● ● ● ● ● ● ●
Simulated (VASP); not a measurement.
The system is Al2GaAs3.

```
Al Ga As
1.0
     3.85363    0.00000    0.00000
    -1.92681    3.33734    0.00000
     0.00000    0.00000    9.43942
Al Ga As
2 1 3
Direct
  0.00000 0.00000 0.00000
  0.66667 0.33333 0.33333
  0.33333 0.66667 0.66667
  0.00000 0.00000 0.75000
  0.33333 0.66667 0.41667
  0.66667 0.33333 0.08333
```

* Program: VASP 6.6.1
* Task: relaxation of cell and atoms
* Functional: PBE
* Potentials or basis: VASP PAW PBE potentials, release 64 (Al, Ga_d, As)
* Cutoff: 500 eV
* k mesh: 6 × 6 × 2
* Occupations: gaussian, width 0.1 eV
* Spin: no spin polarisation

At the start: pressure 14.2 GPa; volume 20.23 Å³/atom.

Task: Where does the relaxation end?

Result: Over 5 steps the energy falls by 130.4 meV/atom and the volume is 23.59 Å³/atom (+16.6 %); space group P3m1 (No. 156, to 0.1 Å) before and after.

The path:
● ● ● ● ● ● ●

ASSIGNED TASK. Line by line, repeat the material precisely.

RESPONSE.
Simulated (VASP); not a measurement.
The system is Al2GaAs3.

```
Al Ga As
1.0
     3.85363    0.00000    0.00000
    -1.92681    3.33734    0.00000
     0.00000    0.00000    9.43942
Al Ga As
2 1 3
Direct
  0.00000 0.00000 0.00000
  0.66667 0.33333 0.33333
  0.33333 0.66667 0.66667
  0.00000 0.00000 0.75000
  0.33333 0.66667 0.41667
  0.66667 0.33333 0.08333
```

* Program: VASP 6.6.1
* Task: relaxation of cell and atoms
* Functional: PBE
* Potentials or basis: VASP PAW PBE potentials, release 64 (Al, Ga_d, As)
* Cutoff: 500 eV
* k mesh: 6 × 6 × 2
* Occupations: gaussian, width 0.1 eV
* Spin: no spin polarisation

At the start: pressure 14.2 GPa; volume 20.23 Å³/atom.

Task: Where does the relaxation end?

Result: Over 5 steps the energy falls by 130.4 meV/atom and the volume is 23.59 Å³/atom (+16.6 %); space group P3m1 (No. 156, to 0.1 Å) before and after.

The path:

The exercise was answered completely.